GIVEN RECORDS:
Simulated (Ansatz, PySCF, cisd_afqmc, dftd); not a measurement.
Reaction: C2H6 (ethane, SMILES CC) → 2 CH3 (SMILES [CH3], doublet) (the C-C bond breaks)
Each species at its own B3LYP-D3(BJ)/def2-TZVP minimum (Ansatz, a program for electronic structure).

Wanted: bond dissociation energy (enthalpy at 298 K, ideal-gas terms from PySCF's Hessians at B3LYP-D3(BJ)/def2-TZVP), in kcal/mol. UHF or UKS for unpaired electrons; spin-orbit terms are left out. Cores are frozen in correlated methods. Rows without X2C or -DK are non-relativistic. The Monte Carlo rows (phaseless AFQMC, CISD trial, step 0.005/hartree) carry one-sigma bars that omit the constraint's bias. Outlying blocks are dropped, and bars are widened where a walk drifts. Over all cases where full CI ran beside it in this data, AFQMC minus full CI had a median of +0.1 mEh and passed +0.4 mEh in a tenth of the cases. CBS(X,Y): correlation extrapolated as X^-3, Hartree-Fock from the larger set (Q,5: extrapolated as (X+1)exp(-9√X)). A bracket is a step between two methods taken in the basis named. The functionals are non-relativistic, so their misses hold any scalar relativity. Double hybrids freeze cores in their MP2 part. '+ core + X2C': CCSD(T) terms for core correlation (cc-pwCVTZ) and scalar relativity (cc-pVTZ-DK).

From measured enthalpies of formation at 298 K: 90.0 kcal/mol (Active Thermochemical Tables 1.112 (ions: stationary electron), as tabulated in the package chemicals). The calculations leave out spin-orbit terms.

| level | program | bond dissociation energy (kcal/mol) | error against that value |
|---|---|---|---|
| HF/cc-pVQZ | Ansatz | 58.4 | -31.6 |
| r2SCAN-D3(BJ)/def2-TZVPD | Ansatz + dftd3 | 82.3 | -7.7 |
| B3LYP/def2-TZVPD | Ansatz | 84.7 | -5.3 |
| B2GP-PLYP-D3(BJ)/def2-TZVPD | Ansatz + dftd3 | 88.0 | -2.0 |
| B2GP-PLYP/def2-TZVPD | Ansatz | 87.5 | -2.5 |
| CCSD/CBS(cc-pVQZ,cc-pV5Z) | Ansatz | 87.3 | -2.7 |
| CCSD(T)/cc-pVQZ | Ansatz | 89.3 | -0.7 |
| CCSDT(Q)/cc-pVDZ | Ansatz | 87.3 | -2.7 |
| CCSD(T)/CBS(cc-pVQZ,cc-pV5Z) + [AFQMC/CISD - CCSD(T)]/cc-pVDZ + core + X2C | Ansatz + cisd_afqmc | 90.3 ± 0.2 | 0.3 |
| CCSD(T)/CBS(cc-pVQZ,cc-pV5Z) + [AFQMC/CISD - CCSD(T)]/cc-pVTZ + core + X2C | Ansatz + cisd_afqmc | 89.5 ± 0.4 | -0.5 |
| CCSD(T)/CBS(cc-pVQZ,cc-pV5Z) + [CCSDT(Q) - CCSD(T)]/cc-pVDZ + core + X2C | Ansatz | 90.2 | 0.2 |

WORK ORDER:
Starting at the line with "that value |" and ending at the line with "89.5 ± 0.4 | -0.5 |", print each line of the listing above exactly, with no other lines.

ANSWER SECTION:
| level | program | bond dissociation energy (kcal/mol) | error against that value |
|---|---|---|---|
| HF/cc-pVQZ | Ansatz | 58.4 | -31.6 |
| r2SCAN-D3(BJ)/def2-TZVPD | Ansatz + dftd3 | 82.3 | -7.7 |
| B3LYP/def2-TZVPD | Ansatz | 84.7 | -5.3 |
| B2GP-PLYP-D3(BJ)/def2-TZVPD | Ansatz + dftd3 | 88.0 | -2.0 |
| B2GP-PLYP/def2-TZVPD | Ansatz | 87.5 | -2.5 |
| CCSD/CBS(cc-pVQZ,cc-pV5Z) | Ansatz | 87.3 | -2.7 |
| CCSD(T)/cc-pVQZ | Ansatz | 89.3 | -0.7 |
| CCSDT(Q)/cc-pVDZ | Ansatz | 87.3 | -2.7 |
| CCSD(T)/CBS(cc-pVQZ,cc-pV5Z) + [AFQMC/CISD - CCSD(T)]/cc-pVDZ + core + X2C | Ansatz + cisd_afqmc | 90.3 ± 0.2 | 0.3 |
| CCSD(T)/CBS(cc-pVQZ,cc-pV5Z) + [AFQMC/CISD - CCSD(T)]/cc-pVTZ + core + X2C | Ansatz + cisd_afqmc | 89.5 ± 0.4 | -0.5 |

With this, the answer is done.